* [Entries provided]:
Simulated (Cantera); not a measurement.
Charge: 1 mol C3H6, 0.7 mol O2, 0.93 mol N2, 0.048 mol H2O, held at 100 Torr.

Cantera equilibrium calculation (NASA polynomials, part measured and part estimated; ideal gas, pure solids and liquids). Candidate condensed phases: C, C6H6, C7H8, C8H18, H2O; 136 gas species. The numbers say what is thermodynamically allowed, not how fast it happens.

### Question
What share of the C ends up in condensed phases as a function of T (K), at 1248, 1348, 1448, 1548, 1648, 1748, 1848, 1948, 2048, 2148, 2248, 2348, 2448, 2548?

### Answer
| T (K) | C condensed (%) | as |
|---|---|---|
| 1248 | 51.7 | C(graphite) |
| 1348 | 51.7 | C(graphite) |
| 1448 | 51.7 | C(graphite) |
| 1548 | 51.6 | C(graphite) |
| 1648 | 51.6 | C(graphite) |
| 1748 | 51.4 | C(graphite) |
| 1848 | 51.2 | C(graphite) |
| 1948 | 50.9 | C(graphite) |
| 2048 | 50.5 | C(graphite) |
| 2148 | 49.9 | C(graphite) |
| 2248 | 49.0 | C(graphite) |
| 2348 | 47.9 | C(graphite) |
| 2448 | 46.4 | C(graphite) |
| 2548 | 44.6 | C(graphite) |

* [Assigned task]: Look above for the line containing "51.2 | C(graphite) |" and the line containing "46.4 | C(graphite) |". Transcribe both, with the lines between them, exactly.

* [Answer section]:
| 1848 | 51.2 | C(graphite) |
| 1948 | 50.9 | C(graphite) |
| 2048 | 50.5 | C(graphite) |
| 2148 | 49.9 | C(graphite) |
| 2248 | 49.0 | C(graphite) |
| 2348 | 47.9 | C(graphite) |
| 2448 | 46.4 | C(graphite) |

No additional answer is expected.